#### Activity
In the records below, find the line containing "Measured: lattice parameter" and the line containing "Computed minus measured"; please repeat exactly the lines from one to the other, both included, and nothing more.

#### Data under study
════════════════════

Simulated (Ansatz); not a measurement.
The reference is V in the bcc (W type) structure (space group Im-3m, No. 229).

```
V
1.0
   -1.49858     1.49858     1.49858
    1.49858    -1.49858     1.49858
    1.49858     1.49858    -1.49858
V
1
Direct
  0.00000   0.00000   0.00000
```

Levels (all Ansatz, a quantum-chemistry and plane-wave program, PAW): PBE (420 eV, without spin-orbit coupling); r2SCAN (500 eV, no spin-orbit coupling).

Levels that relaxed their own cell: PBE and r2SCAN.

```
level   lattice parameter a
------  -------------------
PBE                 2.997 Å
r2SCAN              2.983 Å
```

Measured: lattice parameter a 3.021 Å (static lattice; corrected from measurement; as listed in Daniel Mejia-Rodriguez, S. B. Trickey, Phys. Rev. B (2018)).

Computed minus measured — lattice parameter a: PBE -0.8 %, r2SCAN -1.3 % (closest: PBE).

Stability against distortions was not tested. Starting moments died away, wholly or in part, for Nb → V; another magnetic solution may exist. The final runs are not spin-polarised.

════════════════════

#### Task output
Measured: lattice parameter a 3.021 Å (static lattice; corrected from measurement; as listed in Daniel Mejia-Rodriguez, S. B. Trickey, Phys. Rev. B (2018)).

Computed minus measured — lattice parameter a: PBE -0.8 %, r2SCAN -1.3 % (closest: PBE).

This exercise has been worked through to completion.